**Work order:** Copy out the entries exactly, from the first line to the last.

BEGIN The data

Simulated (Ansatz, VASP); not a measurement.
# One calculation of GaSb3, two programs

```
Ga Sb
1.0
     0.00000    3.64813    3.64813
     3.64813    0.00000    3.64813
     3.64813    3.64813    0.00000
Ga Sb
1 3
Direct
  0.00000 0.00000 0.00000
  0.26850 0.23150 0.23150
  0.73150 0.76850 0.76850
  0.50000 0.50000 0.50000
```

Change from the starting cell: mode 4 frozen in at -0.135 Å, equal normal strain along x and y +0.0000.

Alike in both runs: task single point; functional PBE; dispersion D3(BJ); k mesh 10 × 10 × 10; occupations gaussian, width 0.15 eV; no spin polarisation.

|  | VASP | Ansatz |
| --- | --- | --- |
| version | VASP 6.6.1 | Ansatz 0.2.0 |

END The data

**Written solution:**
Simulated (Ansatz, VASP); not a measurement.
# One calculation of GaSb3, two programs

```
Ga Sb
1.0
     0.00000    3.64813    3.64813
     3.64813    0.00000    3.64813
     3.64813    3.64813    0.00000
Ga Sb
1 3
Direct
  0.00000 0.00000 0.00000
  0.26850 0.23150 0.23150
  0.73150 0.76850 0.76850
  0.50000 0.50000 0.50000
```

Change from the starting cell: mode 4 frozen in at -0.135 Å, equal normal strain along x and y +0.0000.

Alike in both runs: task single point; functional PBE; dispersion D3(BJ); k mesh 10 × 10 × 10; occupations gaussian, width 0.15 eV; no spin polarisation.

|  | VASP | Ansatz |
| --- | --- | --- |
| version | VASP 6.6.1 | Ansatz 0.2.0 |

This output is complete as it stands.